■ Assigned task: Starting at the line with "Q: Estimate the missing entries." and going on through the line with "Caveats: some runs", reproduce each line in the records below exactly and nothing more.

■ Dataset:
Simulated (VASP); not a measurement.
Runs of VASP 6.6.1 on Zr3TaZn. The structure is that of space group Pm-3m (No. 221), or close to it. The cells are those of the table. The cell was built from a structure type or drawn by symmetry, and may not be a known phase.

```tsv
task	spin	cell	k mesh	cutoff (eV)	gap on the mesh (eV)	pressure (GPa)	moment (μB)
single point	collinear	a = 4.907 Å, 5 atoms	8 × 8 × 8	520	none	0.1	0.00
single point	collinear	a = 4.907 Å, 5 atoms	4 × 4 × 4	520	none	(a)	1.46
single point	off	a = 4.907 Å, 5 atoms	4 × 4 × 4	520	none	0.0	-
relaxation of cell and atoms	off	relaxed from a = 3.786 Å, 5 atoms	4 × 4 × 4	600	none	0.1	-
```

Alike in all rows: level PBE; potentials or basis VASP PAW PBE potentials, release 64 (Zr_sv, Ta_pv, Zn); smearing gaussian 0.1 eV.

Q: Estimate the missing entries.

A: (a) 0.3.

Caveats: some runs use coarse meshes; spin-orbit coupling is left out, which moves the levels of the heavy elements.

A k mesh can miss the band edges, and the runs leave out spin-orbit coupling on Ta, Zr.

■ Task output:
Q: Estimate the missing entries.

A: (a) 0.3.

Caveats: some runs use coarse meshes; spin-orbit coupling is left out, which moves the levels of the heavy elements.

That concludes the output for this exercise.